→ ACTIVITY: Please set down exactly the lines of the listing below from the line containing "Main program and" through the line containing "### 1. Set-up", both lines included, leaving out all other lines.

########################################

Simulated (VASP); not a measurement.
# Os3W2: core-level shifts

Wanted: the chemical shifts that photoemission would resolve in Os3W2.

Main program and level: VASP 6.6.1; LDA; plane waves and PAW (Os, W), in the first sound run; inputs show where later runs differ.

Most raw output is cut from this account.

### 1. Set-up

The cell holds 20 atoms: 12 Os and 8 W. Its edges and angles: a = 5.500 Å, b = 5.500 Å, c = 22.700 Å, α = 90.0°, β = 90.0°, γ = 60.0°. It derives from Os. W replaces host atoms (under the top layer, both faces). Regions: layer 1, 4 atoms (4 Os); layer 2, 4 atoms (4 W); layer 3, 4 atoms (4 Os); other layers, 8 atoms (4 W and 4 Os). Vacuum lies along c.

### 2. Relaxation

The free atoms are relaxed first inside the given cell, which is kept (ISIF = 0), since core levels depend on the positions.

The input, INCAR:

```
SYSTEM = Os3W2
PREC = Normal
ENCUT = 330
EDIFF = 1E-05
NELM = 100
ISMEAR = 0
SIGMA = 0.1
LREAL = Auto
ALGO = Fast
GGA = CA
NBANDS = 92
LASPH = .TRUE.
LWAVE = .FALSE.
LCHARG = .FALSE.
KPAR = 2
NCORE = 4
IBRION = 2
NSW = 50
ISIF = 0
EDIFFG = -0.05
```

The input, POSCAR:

########################################

→ RESPONSE:
Main program and level: VASP 6.6.1; LDA; plane waves and PAW (Os, W), in the first sound run; inputs show where later runs differ.

Most raw output is cut from this account.

### 1. Set-up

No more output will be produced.